▶ _Requirement_
Below are some records. Return exactly the lines from the one with "no spin polarisation" to the one with "What comes out?", and nothing else.

▶ _Record set_
- - - - - - -

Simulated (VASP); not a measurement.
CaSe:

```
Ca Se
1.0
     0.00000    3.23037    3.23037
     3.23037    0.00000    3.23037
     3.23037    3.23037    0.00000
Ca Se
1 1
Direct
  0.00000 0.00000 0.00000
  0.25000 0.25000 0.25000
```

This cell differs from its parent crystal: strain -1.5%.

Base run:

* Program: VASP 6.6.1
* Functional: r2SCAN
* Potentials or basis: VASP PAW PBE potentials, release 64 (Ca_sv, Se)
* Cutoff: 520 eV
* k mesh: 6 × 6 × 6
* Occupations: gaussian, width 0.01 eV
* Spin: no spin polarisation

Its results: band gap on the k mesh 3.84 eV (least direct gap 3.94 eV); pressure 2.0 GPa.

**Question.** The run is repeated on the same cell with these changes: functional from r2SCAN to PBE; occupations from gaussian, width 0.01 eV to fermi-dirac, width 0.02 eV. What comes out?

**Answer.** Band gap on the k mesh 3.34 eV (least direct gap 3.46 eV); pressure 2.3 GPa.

- - - - - - -

▶ _Written reply_
* Spin: no spin polarisation

Its results: band gap on the k mesh 3.84 eV (least direct gap 3.94 eV); pressure 2.0 GPa.

**Question.** The run is repeated on the same cell with these changes: functional from r2SCAN to PBE; occupations from gaussian, width 0.01 eV to fermi-dirac, width 0.02 eV. What comes out?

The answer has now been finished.